### REQUIRED ACTION
Print the full listing once more, exactly as given.

### RECORDS PROVIDED
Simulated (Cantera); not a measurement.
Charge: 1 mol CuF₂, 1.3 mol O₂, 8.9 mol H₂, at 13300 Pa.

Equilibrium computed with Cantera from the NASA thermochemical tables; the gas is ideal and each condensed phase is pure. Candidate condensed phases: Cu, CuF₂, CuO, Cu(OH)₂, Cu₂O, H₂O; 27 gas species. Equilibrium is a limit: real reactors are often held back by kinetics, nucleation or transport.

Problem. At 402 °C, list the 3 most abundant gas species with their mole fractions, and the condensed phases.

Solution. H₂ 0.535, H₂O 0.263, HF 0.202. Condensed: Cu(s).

### TASK SOLUTION
Simulated (Cantera); not a measurement.
Charge: 1 mol CuF₂, 1.3 mol O₂, 8.9 mol H₂, at 13300 Pa.

Equilibrium computed with Cantera from the NASA thermochemical tables; the gas is ideal and each condensed phase is pure. Candidate condensed phases: Cu, CuF₂, CuO, Cu(OH)₂, Cu₂O, H₂O; 27 gas species. Equilibrium is a limit: real reactors are often held back by kinetics, nucleation or transport.

Problem. At 402 °C, list the 3 most abundant gas species with their mole fractions, and the condensed phases.

Solution. H₂ 0.535, H₂O 0.263, HF 0.202. Condensed: Cu(s).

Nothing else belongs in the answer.